# Assignment:
Below is a listing; restate from it, character for character, the lines beginning at the line holding "point with PBE**" and ending at the line holding "It took 54 s", both included.

# Source information:
=== Begin Enclosure ===

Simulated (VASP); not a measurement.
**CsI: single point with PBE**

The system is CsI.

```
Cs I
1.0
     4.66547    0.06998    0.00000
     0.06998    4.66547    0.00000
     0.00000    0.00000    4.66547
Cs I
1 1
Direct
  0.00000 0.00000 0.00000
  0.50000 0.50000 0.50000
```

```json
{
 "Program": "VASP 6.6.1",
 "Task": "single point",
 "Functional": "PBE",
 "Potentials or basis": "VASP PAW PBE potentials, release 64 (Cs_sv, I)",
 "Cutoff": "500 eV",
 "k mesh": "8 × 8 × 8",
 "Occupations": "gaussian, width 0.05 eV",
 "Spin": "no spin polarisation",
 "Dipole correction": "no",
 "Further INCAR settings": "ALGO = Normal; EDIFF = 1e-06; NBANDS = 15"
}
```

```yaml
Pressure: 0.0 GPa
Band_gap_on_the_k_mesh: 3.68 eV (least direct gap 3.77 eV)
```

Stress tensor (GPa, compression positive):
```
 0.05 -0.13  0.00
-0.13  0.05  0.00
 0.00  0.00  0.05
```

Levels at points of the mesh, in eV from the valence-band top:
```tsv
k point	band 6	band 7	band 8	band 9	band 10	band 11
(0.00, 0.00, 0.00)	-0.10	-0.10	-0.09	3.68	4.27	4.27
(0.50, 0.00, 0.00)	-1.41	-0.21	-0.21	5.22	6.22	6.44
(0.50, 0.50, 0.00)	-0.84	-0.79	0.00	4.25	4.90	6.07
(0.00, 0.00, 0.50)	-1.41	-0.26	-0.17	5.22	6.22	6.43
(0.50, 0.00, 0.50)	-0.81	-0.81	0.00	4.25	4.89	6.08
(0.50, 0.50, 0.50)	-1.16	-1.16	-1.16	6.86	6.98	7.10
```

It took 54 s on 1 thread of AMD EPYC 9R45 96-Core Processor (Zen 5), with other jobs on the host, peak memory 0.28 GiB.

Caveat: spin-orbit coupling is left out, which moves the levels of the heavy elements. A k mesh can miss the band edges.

=== End Enclosure ===

# Task solution:
**CsI: single point with PBE**

The system is CsI.

```
Cs I
1.0
     4.66547    0.06998    0.00000
     0.06998    4.66547    0.00000
     0.00000    0.00000    4.66547
Cs I
1 1
Direct
  0.00000 0.00000 0.00000
  0.50000 0.50000 0.50000
```

```json
{
 "Program": "VASP 6.6.1",
 "Task": "single point",
 "Functional": "PBE",
 "Potentials or basis": "VASP PAW PBE potentials, release 64 (Cs_sv, I)",
 "Cutoff": "500 eV",
 "k mesh": "8 × 8 × 8",
 "Occupations": "gaussian, width 0.05 eV",
 "Spin": "no spin polarisation",
 "Dipole correction": "no",
 "Further INCAR settings": "ALGO = Normal; EDIFF = 1e-06; NBANDS = 15"
}
```

```yaml
Pressure: 0.0 GPa
Band_gap_on_the_k_mesh: 3.68 eV (least direct gap 3.77 eV)
```

Stress tensor (GPa, compression positive):
```
 0.05 -0.13  0.00
-0.13  0.05  0.00
 0.00  0.00  0.05
```

Levels at points of the mesh, in eV from the valence-band top:
```tsv
k point	band 6	band 7	band 8	band 9	band 10	band 11
(0.00, 0.00, 0.00)	-0.10	-0.10	-0.09	3.68	4.27	4.27
(0.50, 0.00, 0.00)	-1.41	-0.21	-0.21	5.22	6.22	6.44
(0.50, 0.50, 0.00)	-0.84	-0.79	0.00	4.25	4.90	6.07
(0.00, 0.00, 0.50)	-1.41	-0.26	-0.17	5.22	6.22	6.43
(0.50, 0.00, 0.50)	-0.81	-0.81	0.00	4.25	4.89	6.08
(0.50, 0.50, 0.50)	-1.16	-1.16	-1.16	6.86	6.98	7.10
```

It took 54 s on 1 thread of AMD EPYC 9R45 96-Core Processor (Zen 5), with other jobs on the host, peak memory 0.28 GiB.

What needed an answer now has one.